--- Exercise data Enclosed Below ---
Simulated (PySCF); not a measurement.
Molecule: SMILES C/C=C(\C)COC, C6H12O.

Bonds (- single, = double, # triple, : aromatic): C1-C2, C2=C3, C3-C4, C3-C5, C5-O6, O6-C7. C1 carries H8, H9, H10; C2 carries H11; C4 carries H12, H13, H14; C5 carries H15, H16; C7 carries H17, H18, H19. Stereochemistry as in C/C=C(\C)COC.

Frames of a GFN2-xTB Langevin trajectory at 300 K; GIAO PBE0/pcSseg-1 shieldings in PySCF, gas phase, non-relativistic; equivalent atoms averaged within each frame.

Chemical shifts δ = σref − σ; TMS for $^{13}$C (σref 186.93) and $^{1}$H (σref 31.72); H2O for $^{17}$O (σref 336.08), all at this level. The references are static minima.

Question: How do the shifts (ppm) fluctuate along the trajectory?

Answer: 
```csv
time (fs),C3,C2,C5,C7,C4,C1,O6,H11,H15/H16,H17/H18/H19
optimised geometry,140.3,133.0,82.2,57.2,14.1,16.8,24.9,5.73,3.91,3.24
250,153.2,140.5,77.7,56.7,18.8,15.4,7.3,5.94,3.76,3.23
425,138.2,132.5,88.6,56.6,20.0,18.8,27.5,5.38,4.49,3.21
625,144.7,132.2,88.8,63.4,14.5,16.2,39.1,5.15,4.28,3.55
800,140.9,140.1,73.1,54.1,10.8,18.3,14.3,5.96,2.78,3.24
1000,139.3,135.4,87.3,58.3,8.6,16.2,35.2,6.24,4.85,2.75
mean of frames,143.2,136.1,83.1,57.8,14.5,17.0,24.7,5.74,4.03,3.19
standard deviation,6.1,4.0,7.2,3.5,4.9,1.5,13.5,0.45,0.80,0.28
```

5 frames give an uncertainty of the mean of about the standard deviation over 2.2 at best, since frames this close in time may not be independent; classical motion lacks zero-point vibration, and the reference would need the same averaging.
--- End of Enclosed Exercise data ---

Action item: From the first line of the data above to the line containing "Bonds (- single, = double, #", repeat everything exactly and add nothing.

Reply:
Simulated (PySCF); not a measurement.
Molecule: SMILES C/C=C(\C)COC, C6H12O.

Bonds (- single, = double, # triple, : aromatic): C1-C2, C2=C3, C3-C4, C3-C5, C5-O6, O6-C7. C1 carries H8, H9, H10; C2 carries H11; C4 carries H12, H13, H14; C5 carries H15, H16; C7 carries H17, H18, H19. Stereochemistry as in C/C=C(\C)COC.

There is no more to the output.